Assigned task:
Each record that follows must be given again without alteration.

Dataset extract:
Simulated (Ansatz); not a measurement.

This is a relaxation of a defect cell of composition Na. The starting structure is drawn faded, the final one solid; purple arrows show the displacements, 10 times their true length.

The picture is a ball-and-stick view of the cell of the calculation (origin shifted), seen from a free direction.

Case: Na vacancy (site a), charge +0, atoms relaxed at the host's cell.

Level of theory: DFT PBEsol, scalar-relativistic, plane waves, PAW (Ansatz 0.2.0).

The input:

Expected answer:
Simulated (Ansatz); not a measurement.

This is a relaxation of a defect cell of composition Na. The starting structure is drawn faded, the final one solid; purple arrows show the displacements, 10 times their true length.

The picture is a ball-and-stick view of the cell of the calculation (origin shifted), seen from a free direction.

Case: Na vacancy (site a), charge +0, atoms relaxed at the host's cell.

Level of theory: DFT PBEsol, scalar-relativistic, plane waves, PAW (Ansatz 0.2.0).

The input:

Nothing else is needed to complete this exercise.